• **Activity**
From the data below, return the exact lines starting at the line containing "(a) | (b) | 0.49 |" and ending at the line containing "Solution. (a) 0.48; (b) -4.2; (c) 0.68.", both included, and nothing else.

• **Study material**
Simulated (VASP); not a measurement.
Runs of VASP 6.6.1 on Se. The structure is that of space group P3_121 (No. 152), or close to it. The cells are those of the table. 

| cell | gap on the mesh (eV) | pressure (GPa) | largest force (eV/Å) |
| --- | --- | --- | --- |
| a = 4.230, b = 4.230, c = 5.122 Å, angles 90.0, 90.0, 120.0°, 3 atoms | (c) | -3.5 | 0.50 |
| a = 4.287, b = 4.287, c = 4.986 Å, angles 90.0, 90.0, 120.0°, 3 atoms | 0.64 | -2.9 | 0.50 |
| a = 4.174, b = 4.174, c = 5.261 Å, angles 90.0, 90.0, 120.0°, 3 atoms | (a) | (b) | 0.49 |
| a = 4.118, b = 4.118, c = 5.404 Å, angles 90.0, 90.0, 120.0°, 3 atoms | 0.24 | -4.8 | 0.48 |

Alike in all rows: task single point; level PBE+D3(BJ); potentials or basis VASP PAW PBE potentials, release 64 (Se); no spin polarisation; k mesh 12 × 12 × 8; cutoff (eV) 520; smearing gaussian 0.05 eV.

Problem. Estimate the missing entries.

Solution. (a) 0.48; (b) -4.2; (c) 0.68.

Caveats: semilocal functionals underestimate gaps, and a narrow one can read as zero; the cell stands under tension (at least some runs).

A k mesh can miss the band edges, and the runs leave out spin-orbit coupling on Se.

• **Response**
| a = 4.174, b = 4.174, c = 5.261 Å, angles 90.0, 90.0, 120.0°, 3 atoms | (a) | (b) | 0.49 |
| a = 4.118, b = 4.118, c = 5.404 Å, angles 90.0, 90.0, 120.0°, 3 atoms | 0.24 | -4.8 | 0.48 |

Alike in all rows: task single point; level PBE+D3(BJ); potentials or basis VASP PAW PBE potentials, release 64 (Se); no spin polarisation; k mesh 12 × 12 × 8; cutoff (eV) 520; smearing gaussian 0.05 eV.

Problem. Estimate the missing entries.

Solution. (a) 0.48; (b) -4.2; (c) 0.68.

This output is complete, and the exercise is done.